Transcribe the data exactly. Leave nothing out.

Start of Block

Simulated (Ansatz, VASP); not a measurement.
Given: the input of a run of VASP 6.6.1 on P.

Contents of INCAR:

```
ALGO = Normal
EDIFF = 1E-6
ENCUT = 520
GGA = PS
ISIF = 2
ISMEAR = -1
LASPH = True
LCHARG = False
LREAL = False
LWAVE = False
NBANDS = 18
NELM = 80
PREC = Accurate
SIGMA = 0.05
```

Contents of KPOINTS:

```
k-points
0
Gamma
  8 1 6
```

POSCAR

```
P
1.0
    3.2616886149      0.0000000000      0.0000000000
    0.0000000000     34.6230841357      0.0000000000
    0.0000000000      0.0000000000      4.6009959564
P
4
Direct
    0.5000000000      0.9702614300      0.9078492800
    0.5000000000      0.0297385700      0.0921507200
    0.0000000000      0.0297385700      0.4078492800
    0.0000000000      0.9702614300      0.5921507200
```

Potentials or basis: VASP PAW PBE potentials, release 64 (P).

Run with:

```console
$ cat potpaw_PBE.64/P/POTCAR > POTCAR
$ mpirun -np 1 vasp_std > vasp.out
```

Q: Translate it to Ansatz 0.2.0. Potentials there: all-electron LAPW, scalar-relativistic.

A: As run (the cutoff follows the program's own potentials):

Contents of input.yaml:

End of Block

* Task answer
Simulated (Ansatz, VASP); not a measurement.
Given: the input of a run of VASP 6.6.1 on P.

Contents of INCAR:

```
ALGO = Normal
EDIFF = 1E-6
ENCUT = 520
GGA = PS
ISIF = 2
ISMEAR = -1
LASPH = True
LCHARG = False
LREAL = False
LWAVE = False
NBANDS = 18
NELM = 80
PREC = Accurate
SIGMA = 0.05
```

Contents of KPOINTS:

```
k-points
0
Gamma
  8 1 6
```

POSCAR

```
P
1.0
    3.2616886149      0.0000000000      0.0000000000
    0.0000000000     34.6230841357      0.0000000000
    0.0000000000      0.0000000000      4.6009959564
P
4
Direct
    0.5000000000      0.9702614300      0.9078492800
    0.5000000000      0.0297385700      0.0921507200
    0.0000000000      0.0297385700      0.4078492800
    0.0000000000      0.9702614300      0.5921507200
```

Potentials or basis: VASP PAW PBE potentials, release 64 (P).

Run with:

```console
$ cat potpaw_PBE.64/P/POTCAR > POTCAR
$ mpirun -np 1 vasp_std > vasp.out
```

Q: Translate it to Ansatz 0.2.0. Potentials there: all-electron LAPW, scalar-relativistic.

A: As run (the cutoff follows the program's own potentials):

Contents of input.yaml:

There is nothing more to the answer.